╭─ DATA SHOWN

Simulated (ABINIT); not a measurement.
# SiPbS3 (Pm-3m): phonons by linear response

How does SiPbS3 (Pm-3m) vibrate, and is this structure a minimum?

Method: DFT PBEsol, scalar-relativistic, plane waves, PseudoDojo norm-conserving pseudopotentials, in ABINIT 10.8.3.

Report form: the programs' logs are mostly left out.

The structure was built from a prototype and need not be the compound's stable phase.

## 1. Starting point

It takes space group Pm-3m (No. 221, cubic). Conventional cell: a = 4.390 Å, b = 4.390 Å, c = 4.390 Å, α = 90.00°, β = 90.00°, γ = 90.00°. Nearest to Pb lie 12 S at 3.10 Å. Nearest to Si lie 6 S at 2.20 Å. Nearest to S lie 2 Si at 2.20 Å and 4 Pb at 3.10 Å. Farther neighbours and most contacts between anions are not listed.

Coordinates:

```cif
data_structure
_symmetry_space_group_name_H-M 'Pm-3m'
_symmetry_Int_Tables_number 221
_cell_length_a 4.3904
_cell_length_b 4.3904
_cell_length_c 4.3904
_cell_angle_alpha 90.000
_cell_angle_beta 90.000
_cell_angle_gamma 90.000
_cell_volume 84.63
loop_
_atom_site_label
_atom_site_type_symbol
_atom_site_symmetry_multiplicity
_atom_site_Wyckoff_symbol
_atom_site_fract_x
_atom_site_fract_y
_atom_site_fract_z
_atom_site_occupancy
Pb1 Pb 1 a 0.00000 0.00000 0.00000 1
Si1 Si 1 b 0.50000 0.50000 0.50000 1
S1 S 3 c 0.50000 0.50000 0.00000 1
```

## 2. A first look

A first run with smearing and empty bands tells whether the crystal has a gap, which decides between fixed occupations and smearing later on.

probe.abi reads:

╰─

ACTION ITEM: Print, unaltered, every line from the beginning of the material down to the line with "## 1. Starting point".

EXERCISE SOLUTION:
Simulated (ABINIT); not a measurement.
# SiPbS3 (Pm-3m): phonons by linear response

How does SiPbS3 (Pm-3m) vibrate, and is this structure a minimum?

Method: DFT PBEsol, scalar-relativistic, plane waves, PseudoDojo norm-conserving pseudopotentials, in ABINIT 10.8.3.

Report form: the programs' logs are mostly left out.

The structure was built from a prototype and need not be the compound's stable phase.

## 1. Starting point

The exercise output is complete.